* GIVEN DATA *
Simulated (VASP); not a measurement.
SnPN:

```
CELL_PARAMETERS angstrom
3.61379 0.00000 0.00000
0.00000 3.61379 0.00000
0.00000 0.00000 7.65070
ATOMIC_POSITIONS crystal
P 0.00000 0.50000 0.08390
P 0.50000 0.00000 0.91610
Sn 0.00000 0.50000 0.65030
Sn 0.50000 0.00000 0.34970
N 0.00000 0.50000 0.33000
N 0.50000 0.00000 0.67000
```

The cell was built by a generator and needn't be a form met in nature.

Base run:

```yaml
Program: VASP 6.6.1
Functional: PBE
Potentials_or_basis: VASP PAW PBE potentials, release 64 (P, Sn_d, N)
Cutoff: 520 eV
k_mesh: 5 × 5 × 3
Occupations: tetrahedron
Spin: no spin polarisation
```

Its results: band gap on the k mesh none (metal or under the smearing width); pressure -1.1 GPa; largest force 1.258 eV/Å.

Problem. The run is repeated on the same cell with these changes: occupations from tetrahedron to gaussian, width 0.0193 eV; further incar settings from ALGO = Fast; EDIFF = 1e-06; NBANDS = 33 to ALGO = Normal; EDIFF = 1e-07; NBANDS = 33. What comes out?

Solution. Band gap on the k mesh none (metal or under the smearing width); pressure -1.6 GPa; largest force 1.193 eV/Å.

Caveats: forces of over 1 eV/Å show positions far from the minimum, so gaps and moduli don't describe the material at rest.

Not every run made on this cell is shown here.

* REQUIRED ACTION *
Type out the whole listing above again, exactly as it stands.

* WRITTEN RESPONSE *
Simulated (VASP); not a measurement.
SnPN:

```
CELL_PARAMETERS angstrom
3.61379 0.00000 0.00000
0.00000 3.61379 0.00000
0.00000 0.00000 7.65070
ATOMIC_POSITIONS crystal
P 0.00000 0.50000 0.08390
P 0.50000 0.00000 0.91610
Sn 0.00000 0.50000 0.65030
Sn 0.50000 0.00000 0.34970
N 0.00000 0.50000 0.33000
N 0.50000 0.00000 0.67000
```

The cell was built by a generator and needn't be a form met in nature.

Base run:

```yaml
Program: VASP 6.6.1
Functional: PBE
Potentials_or_basis: VASP PAW PBE potentials, release 64 (P, Sn_d, N)
Cutoff: 520 eV
k_mesh: 5 × 5 × 3
Occupations: tetrahedron
Spin: no spin polarisation
```

Its results: band gap on the k mesh none (metal or under the smearing width); pressure -1.1 GPa; largest force 1.258 eV/Å.

Problem. The run is repeated on the same cell with these changes: occupations from tetrahedron to gaussian, width 0.0193 eV; further incar settings from ALGO = Fast; EDIFF = 1e-06; NBANDS = 33 to ALGO = Normal; EDIFF = 1e-07; NBANDS = 33. What comes out?

Solution. Band gap on the k mesh none (metal or under the smearing width); pressure -1.6 GPa; largest force 1.193 eV/Å.

Caveats: forces of over 1 eV/Å show positions far from the minimum, so gaps and moduli don't describe the material at rest.

Not every run made on this cell is shown here.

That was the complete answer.